• Activity: Repeat only the stretch of lines below that runs from the line with "Answer: C1–O2 1.404" through the line with "Question: What are the rotational", unaltered.

◆ ◆ ◆
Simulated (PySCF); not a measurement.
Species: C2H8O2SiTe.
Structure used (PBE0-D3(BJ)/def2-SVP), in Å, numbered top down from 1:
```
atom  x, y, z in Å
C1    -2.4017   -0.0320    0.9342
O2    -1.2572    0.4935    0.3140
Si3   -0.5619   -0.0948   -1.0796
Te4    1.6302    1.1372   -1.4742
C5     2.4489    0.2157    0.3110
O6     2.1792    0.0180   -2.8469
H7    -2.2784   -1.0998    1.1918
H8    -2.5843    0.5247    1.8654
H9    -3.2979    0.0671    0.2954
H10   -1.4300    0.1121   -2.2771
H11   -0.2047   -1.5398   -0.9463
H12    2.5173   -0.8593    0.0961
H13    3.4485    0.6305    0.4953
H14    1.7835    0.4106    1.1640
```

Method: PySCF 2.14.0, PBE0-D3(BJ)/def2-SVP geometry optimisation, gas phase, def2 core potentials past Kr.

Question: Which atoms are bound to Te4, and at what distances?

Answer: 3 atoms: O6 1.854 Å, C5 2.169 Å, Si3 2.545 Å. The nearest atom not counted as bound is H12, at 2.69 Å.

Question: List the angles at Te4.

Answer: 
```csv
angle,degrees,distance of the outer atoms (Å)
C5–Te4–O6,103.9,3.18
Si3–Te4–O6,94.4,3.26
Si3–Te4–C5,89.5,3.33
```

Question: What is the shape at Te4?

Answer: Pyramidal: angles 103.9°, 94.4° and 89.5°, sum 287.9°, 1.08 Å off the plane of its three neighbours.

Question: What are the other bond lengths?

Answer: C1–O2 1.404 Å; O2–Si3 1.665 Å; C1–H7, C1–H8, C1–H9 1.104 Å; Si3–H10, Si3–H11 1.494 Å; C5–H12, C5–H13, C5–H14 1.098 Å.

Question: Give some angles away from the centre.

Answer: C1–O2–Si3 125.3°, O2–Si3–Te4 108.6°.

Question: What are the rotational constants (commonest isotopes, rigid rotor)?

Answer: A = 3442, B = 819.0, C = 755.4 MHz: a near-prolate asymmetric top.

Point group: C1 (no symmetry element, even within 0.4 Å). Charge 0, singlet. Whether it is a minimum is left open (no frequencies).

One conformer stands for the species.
◆ ◆ ◆

• Solution:
Answer: C1–O2 1.404 Å; O2–Si3 1.665 Å; C1–H7, C1–H8, C1–H9 1.104 Å; Si3–H10, Si3–H11 1.494 Å; C5–H12, C5–H13, C5–H14 1.098 Å.

Question: Give some angles away from the centre.

Answer: C1–O2–Si3 125.3°, O2–Si3–Te4 108.6°.

Question: What are the rotational constants (commonest isotopes, rigid rotor)?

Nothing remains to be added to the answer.